- [SUPPLIED ENTRIES]
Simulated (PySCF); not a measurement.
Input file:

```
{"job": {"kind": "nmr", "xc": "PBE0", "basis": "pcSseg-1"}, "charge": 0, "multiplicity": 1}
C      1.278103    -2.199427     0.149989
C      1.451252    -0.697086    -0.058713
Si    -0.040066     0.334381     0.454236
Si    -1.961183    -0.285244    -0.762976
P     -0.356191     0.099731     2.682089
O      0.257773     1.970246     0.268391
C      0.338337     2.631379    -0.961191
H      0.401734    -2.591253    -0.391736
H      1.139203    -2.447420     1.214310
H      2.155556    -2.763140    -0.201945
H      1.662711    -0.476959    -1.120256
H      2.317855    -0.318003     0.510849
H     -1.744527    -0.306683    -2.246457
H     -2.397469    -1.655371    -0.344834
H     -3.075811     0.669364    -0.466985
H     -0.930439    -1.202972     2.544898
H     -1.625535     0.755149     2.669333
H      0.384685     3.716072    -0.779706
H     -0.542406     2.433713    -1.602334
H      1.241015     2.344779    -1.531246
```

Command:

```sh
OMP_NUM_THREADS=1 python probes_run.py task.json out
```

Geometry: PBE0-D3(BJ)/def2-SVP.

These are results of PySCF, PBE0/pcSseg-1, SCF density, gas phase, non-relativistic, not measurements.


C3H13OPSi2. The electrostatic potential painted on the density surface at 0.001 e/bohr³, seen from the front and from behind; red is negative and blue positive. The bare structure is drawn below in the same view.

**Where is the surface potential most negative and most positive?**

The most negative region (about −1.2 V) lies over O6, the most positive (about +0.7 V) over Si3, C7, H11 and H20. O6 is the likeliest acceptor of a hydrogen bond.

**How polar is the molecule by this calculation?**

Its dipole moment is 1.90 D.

- [BRIEF] Please output an exact copy of the lines above, from the opening line of the data down to the line that contains "C3H13OPSi2. The electrostatic".

- [EXERCISE SOLUTION]
Simulated (PySCF); not a measurement.
Input file:

```
{"job": {"kind": "nmr", "xc": "PBE0", "basis": "pcSseg-1"}, "charge": 0, "multiplicity": 1}
C      1.278103    -2.199427     0.149989
C      1.451252    -0.697086    -0.058713
Si    -0.040066     0.334381     0.454236
Si    -1.961183    -0.285244    -0.762976
P     -0.356191     0.099731     2.682089
O      0.257773     1.970246     0.268391
C      0.338337     2.631379    -0.961191
H      0.401734    -2.591253    -0.391736
H      1.139203    -2.447420     1.214310
H      2.155556    -2.763140    -0.201945
H      1.662711    -0.476959    -1.120256
H      2.317855    -0.318003     0.510849
H     -1.744527    -0.306683    -2.246457
H     -2.397469    -1.655371    -0.344834
H     -3.075811     0.669364    -0.466985
H     -0.930439    -1.202972     2.544898
H     -1.625535     0.755149     2.669333
H      0.384685     3.716072    -0.779706
H     -0.542406     2.433713    -1.602334
H      1.241015     2.344779    -1.531246
```

Command:

```sh
OMP_NUM_THREADS=1 python probes_run.py task.json out
```

Geometry: PBE0-D3(BJ)/def2-SVP.

These are results of PySCF, PBE0/pcSseg-1, SCF density, gas phase, non-relativistic, not measurements.


C3H13OPSi2. The electrostatic potential painted on the density surface at 0.001 e/bohr³, seen from the front and from behind; red is negative and blue positive. The bare structure is drawn below in the same view.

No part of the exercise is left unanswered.